■ **WORK INSTRUCTION**:
Write out every line exactly, from the first line of the records below through the line that contains "Answer: Over 3".

[THE DATA — start]

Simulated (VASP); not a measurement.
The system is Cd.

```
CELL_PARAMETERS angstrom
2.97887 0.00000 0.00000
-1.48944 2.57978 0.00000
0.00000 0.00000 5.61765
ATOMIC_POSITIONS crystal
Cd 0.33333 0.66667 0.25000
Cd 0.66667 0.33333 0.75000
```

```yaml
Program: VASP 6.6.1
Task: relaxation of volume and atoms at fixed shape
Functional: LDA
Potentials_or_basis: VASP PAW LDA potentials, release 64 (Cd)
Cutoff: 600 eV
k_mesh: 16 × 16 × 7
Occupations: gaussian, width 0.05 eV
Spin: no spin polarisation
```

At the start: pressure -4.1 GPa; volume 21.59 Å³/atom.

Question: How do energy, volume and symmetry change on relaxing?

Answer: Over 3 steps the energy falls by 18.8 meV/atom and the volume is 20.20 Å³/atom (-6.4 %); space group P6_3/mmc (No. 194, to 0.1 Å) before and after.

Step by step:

[THE DATA — finish]

■ **ANSWER SECTION**:
Simulated (VASP); not a measurement.
The system is Cd.

```
CELL_PARAMETERS angstrom
2.97887 0.00000 0.00000
-1.48944 2.57978 0.00000
0.00000 0.00000 5.61765
ATOMIC_POSITIONS crystal
Cd 0.33333 0.66667 0.25000
Cd 0.66667 0.33333 0.75000
```

```yaml
Program: VASP 6.6.1
Task: relaxation of volume and atoms at fixed shape
Functional: LDA
Potentials_or_basis: VASP PAW LDA potentials, release 64 (Cd)
Cutoff: 600 eV
k_mesh: 16 × 16 × 7
Occupations: gaussian, width 0.05 eV
Spin: no spin polarisation
```

At the start: pressure -4.1 GPa; volume 21.59 Å³/atom.

Question: How do energy, volume and symmetry change on relaxing?

Answer: Over 3 steps the energy falls by 18.8 meV/atom and the volume is 20.20 Å³/atom (-6.4 %); space group P6_3/mmc (No. 194, to 0.1 Å) before and after.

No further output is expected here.